--- START ---
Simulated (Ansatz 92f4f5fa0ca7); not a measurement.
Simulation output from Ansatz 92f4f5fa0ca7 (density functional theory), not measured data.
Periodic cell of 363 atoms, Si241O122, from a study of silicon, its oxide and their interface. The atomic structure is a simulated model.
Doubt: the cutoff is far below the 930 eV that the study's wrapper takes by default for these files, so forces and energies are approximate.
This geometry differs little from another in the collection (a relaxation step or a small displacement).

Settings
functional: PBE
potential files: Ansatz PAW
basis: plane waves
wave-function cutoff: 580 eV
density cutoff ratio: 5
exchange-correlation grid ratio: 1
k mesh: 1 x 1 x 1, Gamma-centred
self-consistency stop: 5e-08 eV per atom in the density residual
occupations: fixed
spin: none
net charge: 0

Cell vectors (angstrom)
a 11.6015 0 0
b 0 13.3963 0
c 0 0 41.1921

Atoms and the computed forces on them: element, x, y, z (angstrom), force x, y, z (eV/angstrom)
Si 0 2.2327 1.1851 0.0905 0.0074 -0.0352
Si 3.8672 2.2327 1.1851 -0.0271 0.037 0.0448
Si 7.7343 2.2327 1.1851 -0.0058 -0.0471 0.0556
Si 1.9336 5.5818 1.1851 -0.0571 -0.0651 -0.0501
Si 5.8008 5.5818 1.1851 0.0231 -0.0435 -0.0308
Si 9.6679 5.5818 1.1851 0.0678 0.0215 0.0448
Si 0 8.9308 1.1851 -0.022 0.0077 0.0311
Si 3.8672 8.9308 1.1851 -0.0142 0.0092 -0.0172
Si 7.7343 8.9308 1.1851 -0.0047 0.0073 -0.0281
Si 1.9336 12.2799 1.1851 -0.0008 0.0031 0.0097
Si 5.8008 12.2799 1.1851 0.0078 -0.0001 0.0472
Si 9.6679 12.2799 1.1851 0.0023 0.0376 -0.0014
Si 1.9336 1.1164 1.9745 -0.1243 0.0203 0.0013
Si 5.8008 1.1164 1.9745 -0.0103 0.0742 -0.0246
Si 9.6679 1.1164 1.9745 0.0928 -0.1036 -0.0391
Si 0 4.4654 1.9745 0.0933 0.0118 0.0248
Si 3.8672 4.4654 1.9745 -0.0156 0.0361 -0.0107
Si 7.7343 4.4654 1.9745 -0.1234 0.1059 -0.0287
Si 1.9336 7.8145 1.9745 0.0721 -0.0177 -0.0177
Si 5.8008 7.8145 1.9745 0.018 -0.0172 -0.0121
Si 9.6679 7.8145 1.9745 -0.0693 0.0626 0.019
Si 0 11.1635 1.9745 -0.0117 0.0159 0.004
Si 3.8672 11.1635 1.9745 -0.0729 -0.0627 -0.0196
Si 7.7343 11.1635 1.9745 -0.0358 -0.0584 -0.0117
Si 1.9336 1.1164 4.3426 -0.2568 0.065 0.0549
--- END ---

- [Assignment]
In the entries above, find the line with "Si 9.6679 7.8145 1.9745 -0.0693 0.0626 0.019" and the line with "Si 7.7343 11.1635", then set down exactly those two and every line between them, nothing else.

- [Exercise result]
Si 9.6679 7.8145 1.9745 -0.0693 0.0626 0.019
Si 0 11.1635 1.9745 -0.0117 0.0159 0.004
Si 3.8672 11.1635 1.9745 -0.0729 -0.0627 -0.0196
Si 7.7343 11.1635 1.9745 -0.0358 -0.0584 -0.0117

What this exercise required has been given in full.